**DATASET ENTRIES**.
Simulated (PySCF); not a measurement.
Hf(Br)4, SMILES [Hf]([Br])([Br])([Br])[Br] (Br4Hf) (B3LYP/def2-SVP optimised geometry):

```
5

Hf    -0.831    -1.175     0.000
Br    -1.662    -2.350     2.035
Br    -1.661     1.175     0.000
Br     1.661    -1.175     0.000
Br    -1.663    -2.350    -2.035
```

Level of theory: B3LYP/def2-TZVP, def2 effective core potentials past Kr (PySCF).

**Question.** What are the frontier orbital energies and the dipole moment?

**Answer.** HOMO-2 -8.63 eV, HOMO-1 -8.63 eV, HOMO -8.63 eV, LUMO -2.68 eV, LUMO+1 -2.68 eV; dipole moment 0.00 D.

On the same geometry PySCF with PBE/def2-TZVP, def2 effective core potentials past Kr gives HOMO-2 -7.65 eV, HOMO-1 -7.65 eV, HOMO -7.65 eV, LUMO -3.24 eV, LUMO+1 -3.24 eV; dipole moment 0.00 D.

**WORK ORDER**. Each entry must appear in the reply exactly as written.

**WRITTEN RESPONSE**.
Simulated (PySCF); not a measurement.
Hf(Br)4, SMILES [Hf]([Br])([Br])([Br])[Br] (Br4Hf) (B3LYP/def2-SVP optimised geometry):

```
5

Hf    -0.831    -1.175     0.000
Br    -1.662    -2.350     2.035
Br    -1.661     1.175     0.000
Br     1.661    -1.175     0.000
Br    -1.663    -2.350    -2.035
```

Level of theory: B3LYP/def2-TZVP, def2 effective core potentials past Kr (PySCF).

**Question.** What are the frontier orbital energies and the dipole moment?

**Answer.** HOMO-2 -8.63 eV, HOMO-1 -8.63 eV, HOMO -8.63 eV, LUMO -2.68 eV, LUMO+1 -2.68 eV; dipole moment 0.00 D.

On the same geometry PySCF with PBE/def2-TZVP, def2 effective core potentials past Kr gives HOMO-2 -7.65 eV, HOMO-1 -7.65 eV, HOMO -7.65 eV, LUMO -3.24 eV, LUMO+1 -3.24 eV; dipole moment 0.00 D.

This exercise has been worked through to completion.